Give back all of the data unchanged. Keep every word as it is.

*** Supplied information Section Begins ***
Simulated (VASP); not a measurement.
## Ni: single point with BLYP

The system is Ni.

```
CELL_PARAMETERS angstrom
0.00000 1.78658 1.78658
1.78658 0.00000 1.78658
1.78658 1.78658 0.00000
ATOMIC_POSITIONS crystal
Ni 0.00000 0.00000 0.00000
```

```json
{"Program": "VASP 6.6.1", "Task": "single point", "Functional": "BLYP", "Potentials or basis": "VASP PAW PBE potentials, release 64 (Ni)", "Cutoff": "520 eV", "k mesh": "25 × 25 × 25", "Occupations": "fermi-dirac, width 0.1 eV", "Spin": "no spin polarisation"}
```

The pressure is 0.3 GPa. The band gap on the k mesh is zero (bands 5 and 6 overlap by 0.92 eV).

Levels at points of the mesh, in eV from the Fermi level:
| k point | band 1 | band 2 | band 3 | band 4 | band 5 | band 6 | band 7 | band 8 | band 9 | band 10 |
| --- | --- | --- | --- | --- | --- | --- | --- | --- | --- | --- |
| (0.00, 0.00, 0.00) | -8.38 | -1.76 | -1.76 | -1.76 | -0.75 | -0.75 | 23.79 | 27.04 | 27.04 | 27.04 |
*** Supplied information Section Ends ***

▶ _Answer area_
Simulated (VASP); not a measurement.
## Ni: single point with BLYP

The system is Ni.

```
CELL_PARAMETERS angstrom
0.00000 1.78658 1.78658
1.78658 0.00000 1.78658
1.78658 1.78658 0.00000
ATOMIC_POSITIONS crystal
Ni 0.00000 0.00000 0.00000
```

```json
{"Program": "VASP 6.6.1", "Task": "single point", "Functional": "BLYP", "Potentials or basis": "VASP PAW PBE potentials, release 64 (Ni)", "Cutoff": "520 eV", "k mesh": "25 × 25 × 25", "Occupations": "fermi-dirac, width 0.1 eV", "Spin": "no spin polarisation"}
```

The pressure is 0.3 GPa. The band gap on the k mesh is zero (bands 5 and 6 overlap by 0.92 eV).

Levels at points of the mesh, in eV from the Fermi level:
| k point | band 1 | band 2 | band 3 | band 4 | band 5 | band 6 | band 7 | band 8 | band 9 | band 10 |
| --- | --- | --- | --- | --- | --- | --- | --- | --- | --- | --- |
| (0.00, 0.00, 0.00) | -8.38 | -1.76 | -1.76 | -1.76 | -0.75 | -0.75 | 23.79 | 27.04 | 27.04 | 27.04 |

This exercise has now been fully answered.